·····

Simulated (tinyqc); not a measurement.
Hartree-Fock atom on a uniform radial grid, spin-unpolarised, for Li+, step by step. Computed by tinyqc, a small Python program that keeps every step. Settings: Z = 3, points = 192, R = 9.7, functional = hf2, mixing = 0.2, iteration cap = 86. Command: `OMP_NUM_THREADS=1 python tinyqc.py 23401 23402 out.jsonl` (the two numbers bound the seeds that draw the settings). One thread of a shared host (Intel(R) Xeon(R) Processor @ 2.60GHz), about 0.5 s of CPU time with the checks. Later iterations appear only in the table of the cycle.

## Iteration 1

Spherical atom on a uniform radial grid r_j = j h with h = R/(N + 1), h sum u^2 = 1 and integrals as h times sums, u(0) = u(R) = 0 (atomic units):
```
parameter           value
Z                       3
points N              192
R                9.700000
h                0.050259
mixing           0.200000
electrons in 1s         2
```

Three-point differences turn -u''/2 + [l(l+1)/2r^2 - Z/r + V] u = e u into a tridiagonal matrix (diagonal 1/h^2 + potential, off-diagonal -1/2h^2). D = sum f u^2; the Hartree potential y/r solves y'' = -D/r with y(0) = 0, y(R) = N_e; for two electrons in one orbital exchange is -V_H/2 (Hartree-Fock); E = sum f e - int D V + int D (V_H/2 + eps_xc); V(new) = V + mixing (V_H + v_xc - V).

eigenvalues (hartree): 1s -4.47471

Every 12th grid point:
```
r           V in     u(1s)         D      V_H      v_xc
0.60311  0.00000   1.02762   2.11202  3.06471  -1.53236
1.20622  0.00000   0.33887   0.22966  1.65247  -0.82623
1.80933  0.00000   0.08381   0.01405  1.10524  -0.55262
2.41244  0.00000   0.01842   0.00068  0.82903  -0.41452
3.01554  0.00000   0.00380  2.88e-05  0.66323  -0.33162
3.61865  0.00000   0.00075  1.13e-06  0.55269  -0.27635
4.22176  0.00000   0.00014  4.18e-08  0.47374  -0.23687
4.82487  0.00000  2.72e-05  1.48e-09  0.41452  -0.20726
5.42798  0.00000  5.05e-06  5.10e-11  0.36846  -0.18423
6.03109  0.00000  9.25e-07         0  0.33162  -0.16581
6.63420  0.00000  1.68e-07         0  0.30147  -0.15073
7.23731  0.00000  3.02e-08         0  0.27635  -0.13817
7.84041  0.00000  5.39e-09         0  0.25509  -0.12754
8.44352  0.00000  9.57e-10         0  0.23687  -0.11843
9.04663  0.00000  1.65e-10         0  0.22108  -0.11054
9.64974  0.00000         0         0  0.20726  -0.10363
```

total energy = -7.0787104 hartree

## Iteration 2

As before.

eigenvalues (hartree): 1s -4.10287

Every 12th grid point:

·····

* REQUIRED ACTION
Please, from the entries above, set down exactly the lines from the one containing "## Iteration 2" through the one containing "eigenvalues (hartree): 1s -4.10287", and only those.

* REPLY
## Iteration 2

As before.

eigenvalues (hartree): 1s -4.10287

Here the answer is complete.